■ Given entries:
^^^^^^^^^^^^^^^^
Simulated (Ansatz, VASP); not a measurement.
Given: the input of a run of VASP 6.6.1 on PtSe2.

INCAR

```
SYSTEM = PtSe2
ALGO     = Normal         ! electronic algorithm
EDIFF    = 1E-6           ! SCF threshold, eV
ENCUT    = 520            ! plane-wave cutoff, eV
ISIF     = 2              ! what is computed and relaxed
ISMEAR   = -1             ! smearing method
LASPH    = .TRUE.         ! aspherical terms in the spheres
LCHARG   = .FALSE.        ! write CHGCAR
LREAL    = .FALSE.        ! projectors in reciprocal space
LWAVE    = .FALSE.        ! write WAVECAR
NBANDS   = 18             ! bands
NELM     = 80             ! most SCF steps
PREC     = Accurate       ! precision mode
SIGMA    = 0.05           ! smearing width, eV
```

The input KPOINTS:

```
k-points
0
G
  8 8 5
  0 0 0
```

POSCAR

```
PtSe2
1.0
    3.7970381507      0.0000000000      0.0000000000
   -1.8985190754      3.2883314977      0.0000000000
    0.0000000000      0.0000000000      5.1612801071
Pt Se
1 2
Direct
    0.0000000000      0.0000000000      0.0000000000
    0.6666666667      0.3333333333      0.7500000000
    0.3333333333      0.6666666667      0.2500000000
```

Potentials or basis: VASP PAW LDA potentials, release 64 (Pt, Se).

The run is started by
^^^^^^^^^^^^^^^^

Please transcribe the entries above exactly as written.

Simulated (Ansatz, VASP); not a measurement.
Given: the input of a run of VASP 6.6.1 on PtSe2.

INCAR

```
SYSTEM = PtSe2
ALGO     = Normal         ! electronic algorithm
EDIFF    = 1E-6           ! SCF threshold, eV
ENCUT    = 520            ! plane-wave cutoff, eV
ISIF     = 2              ! what is computed and relaxed
ISMEAR   = -1             ! smearing method
LASPH    = .TRUE.         ! aspherical terms in the spheres
LCHARG   = .FALSE.        ! write CHGCAR
LREAL    = .FALSE.        ! projectors in reciprocal space
LWAVE    = .FALSE.        ! write WAVECAR
NBANDS   = 18             ! bands
NELM     = 80             ! most SCF steps
PREC     = Accurate       ! precision mode
SIGMA    = 0.05           ! smearing width, eV
```

The input KPOINTS:

```
k-points
0
G
  8 8 5
  0 0 0
```

POSCAR

```
PtSe2
1.0
    3.7970381507      0.0000000000      0.0000000000
   -1.8985190754      3.2883314977      0.0000000000
    0.0000000000      0.0000000000      5.1612801071
Pt Se
1 2
Direct
    0.0000000000      0.0000000000      0.0000000000
    0.6666666667      0.3333333333      0.7500000000
    0.3333333333      0.6666666667      0.2500000000
```

Potentials or basis: VASP PAW LDA potentials, release 64 (Pt, Se).

The run is started by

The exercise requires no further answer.